- - -

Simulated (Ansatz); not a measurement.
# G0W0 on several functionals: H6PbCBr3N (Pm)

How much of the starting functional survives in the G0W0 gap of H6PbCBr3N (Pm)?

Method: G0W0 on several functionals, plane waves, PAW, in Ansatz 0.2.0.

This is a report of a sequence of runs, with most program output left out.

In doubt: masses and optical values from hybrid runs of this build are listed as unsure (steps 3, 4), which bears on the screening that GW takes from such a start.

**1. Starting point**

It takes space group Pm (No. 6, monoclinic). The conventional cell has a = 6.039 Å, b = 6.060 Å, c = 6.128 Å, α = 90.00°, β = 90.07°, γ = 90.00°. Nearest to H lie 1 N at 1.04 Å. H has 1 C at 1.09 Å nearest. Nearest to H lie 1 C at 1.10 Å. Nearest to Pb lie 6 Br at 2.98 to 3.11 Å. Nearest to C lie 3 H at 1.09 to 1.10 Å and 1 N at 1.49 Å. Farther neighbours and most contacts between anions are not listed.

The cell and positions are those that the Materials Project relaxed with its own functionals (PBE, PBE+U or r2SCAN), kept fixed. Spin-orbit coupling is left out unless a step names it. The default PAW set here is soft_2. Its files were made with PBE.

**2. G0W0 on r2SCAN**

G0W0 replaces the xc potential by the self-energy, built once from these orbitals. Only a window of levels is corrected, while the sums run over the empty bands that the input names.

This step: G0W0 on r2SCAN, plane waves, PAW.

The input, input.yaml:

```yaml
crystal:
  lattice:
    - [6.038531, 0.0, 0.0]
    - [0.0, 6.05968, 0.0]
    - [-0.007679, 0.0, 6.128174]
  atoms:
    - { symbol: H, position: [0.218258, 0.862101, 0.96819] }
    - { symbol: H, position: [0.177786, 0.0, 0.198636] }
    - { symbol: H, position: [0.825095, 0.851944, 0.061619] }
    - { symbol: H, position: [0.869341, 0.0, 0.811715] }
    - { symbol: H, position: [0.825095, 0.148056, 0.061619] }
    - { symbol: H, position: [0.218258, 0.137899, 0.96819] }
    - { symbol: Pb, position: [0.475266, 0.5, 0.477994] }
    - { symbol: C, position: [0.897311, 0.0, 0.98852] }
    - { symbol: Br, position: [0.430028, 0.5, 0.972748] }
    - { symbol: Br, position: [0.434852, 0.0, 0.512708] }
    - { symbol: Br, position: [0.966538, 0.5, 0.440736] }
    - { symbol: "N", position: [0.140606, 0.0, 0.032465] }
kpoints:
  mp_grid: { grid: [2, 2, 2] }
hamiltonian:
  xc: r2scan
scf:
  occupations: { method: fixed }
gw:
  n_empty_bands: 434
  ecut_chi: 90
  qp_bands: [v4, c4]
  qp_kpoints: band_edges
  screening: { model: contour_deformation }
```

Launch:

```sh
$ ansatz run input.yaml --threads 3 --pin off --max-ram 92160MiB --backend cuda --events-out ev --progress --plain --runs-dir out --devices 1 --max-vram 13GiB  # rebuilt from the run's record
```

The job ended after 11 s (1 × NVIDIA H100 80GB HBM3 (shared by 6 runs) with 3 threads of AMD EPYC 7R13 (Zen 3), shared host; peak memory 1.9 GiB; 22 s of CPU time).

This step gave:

- - -

#### WORK REQUEST:
Transcribe the entries above word for word, from the first line through the line containing "It takes space", and nothing else.

#### TASK ANSWER:
Simulated (Ansatz); not a measurement.
# G0W0 on several functionals: H6PbCBr3N (Pm)

How much of the starting functional survives in the G0W0 gap of H6PbCBr3N (Pm)?

Method: G0W0 on several functionals, plane waves, PAW, in Ansatz 0.2.0.

This is a report of a sequence of runs, with most program output left out.

In doubt: masses and optical values from hybrid runs of this build are listed as unsure (steps 3, 4), which bears on the screening that GW takes from such a start.

**1. Starting point**

It takes space group Pm (No. 6, monoclinic). The conventional cell has a = 6.039 Å, b = 6.060 Å, c = 6.128 Å, α = 90.00°, β = 90.07°, γ = 90.00°. Nearest to H lie 1 N at 1.04 Å. H has 1 C at 1.09 Å nearest. Nearest to H lie 1 C at 1.10 Å. Nearest to Pb lie 6 Br at 2.98 to 3.11 Å. Nearest to C lie 3 H at 1.09 to 1.10 Å and 1 N at 1.49 Å. Farther neighbours and most contacts between anions are not listed.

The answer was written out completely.